BRIEF
Line by line, restate the material exactly.

(DATA FOR ANALYSIS Opens)
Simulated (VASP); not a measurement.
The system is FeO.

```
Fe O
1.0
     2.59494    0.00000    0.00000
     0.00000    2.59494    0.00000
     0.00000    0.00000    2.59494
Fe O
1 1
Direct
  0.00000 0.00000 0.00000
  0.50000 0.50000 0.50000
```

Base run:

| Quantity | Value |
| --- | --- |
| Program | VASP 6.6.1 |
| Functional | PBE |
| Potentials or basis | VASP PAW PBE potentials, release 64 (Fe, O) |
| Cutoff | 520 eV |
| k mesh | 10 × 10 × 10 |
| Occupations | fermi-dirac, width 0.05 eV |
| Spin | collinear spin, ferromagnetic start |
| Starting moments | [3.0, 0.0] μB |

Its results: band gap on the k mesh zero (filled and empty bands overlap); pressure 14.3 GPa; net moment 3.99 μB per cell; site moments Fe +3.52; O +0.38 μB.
(DATA FOR ANALYSIS Closes)

TASK RESULT
Simulated (VASP); not a measurement.
The system is FeO.

```
Fe O
1.0
     2.59494    0.00000    0.00000
     0.00000    2.59494    0.00000
     0.00000    0.00000    2.59494
Fe O
1 1
Direct
  0.00000 0.00000 0.00000
  0.50000 0.50000 0.50000
```

Base run:

| Quantity | Value |
| --- | --- |
| Program | VASP 6.6.1 |
| Functional | PBE |
| Potentials or basis | VASP PAW PBE potentials, release 64 (Fe, O) |
| Cutoff | 520 eV |
| k mesh | 10 × 10 × 10 |
| Occupations | fermi-dirac, width 0.05 eV |
| Spin | collinear spin, ferromagnetic start |
| Starting moments | [3.0, 0.0] μB |

Its results: band gap on the k mesh zero (filled and empty bands overlap); pressure 14.3 GPa; net moment 3.99 μB per cell; site moments Fe +3.52; O +0.38 μB.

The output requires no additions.